* _Dataset records_
============

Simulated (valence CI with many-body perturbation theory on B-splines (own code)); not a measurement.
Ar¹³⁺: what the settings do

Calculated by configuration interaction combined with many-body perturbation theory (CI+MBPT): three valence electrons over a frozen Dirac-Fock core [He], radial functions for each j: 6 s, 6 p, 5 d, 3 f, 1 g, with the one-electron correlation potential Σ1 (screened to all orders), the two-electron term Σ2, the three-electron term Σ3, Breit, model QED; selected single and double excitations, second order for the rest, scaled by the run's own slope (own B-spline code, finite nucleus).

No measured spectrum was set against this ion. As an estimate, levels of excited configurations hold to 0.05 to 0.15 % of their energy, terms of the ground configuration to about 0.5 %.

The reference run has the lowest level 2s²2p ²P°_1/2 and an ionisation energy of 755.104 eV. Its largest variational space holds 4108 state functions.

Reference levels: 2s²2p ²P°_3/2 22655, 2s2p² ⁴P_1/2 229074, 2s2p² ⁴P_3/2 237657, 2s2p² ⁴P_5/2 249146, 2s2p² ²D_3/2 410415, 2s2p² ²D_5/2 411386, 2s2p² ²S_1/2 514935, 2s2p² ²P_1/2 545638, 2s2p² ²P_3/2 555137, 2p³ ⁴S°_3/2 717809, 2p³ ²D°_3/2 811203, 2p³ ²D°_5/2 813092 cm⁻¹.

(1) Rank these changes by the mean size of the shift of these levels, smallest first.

============

* _Work item_
A verbatim copy of all the entries above is requested.

* _Exercise answer_
Simulated (valence CI with many-body perturbation theory on B-splines (own code)); not a measurement.
Ar¹³⁺: what the settings do

Calculated by configuration interaction combined with many-body perturbation theory (CI+MBPT): three valence electrons over a frozen Dirac-Fock core [He], radial functions for each j: 6 s, 6 p, 5 d, 3 f, 1 g, with the one-electron correlation potential Σ1 (screened to all orders), the two-electron term Σ2, the three-electron term Σ3, Breit, model QED; selected single and double excitations, second order for the rest, scaled by the run's own slope (own B-spline code, finite nucleus).

No measured spectrum was set against this ion. As an estimate, levels of excited configurations hold to 0.05 to 0.15 % of their energy, terms of the ground configuration to about 0.5 %.

The reference run has the lowest level 2s²2p ²P°_1/2 and an ionisation energy of 755.104 eV. Its largest variational space holds 4108 state functions.

Reference levels: 2s²2p ²P°_3/2 22655, 2s2p² ⁴P_1/2 229074, 2s2p² ⁴P_3/2 237657, 2s2p² ⁴P_5/2 249146, 2s2p² ²D_3/2 410415, 2s2p² ²D_5/2 411386, 2s2p² ²S_1/2 514935, 2s2p² ²P_1/2 545638, 2s2p² ²P_3/2 555137, 2p³ ⁴S°_3/2 717809, 2p³ ²D°_3/2 811203, 2p³ ²D°_5/2 813092 cm⁻¹.

(1) Rank these changes by the mean size of the shift of these levels, smallest first.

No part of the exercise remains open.